## [Requirement]
Return, unaltered, every line from the beginning of the material below up to and including the one with "Question: Estimate Ansatz's values.".

-.-.-

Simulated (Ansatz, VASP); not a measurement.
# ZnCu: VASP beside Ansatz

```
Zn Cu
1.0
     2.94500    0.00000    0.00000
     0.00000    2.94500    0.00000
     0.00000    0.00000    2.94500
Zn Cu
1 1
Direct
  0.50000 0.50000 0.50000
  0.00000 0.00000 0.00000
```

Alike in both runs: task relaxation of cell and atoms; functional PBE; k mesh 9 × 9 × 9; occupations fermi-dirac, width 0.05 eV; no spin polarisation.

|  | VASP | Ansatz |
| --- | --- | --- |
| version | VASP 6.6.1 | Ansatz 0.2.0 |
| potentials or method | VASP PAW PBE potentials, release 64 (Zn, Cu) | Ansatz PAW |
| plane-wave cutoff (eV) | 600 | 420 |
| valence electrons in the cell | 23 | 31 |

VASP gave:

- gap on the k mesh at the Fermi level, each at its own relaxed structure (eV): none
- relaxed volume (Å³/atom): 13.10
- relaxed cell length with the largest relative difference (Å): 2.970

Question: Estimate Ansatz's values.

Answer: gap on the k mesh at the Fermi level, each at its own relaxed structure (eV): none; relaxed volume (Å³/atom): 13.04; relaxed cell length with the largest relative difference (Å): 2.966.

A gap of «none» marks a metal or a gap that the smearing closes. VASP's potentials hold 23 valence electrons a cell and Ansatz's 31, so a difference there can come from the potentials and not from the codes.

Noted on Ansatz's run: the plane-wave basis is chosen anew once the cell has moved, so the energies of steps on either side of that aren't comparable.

-.-.-

## [Exercise solution]
Simulated (Ansatz, VASP); not a measurement.
# ZnCu: VASP beside Ansatz

```
Zn Cu
1.0
     2.94500    0.00000    0.00000
     0.00000    2.94500    0.00000
     0.00000    0.00000    2.94500
Zn Cu
1 1
Direct
  0.50000 0.50000 0.50000
  0.00000 0.00000 0.00000
```

Alike in both runs: task relaxation of cell and atoms; functional PBE; k mesh 9 × 9 × 9; occupations fermi-dirac, width 0.05 eV; no spin polarisation.

|  | VASP | Ansatz |
| --- | --- | --- |
| version | VASP 6.6.1 | Ansatz 0.2.0 |
| potentials or method | VASP PAW PBE potentials, release 64 (Zn, Cu) | Ansatz PAW |
| plane-wave cutoff (eV) | 600 | 420 |
| valence electrons in the cell | 23 | 31 |

VASP gave:

- gap on the k mesh at the Fermi level, each at its own relaxed structure (eV): none
- relaxed volume (Å³/atom): 13.10
- relaxed cell length with the largest relative difference (Å): 2.970

Question: Estimate Ansatz's values.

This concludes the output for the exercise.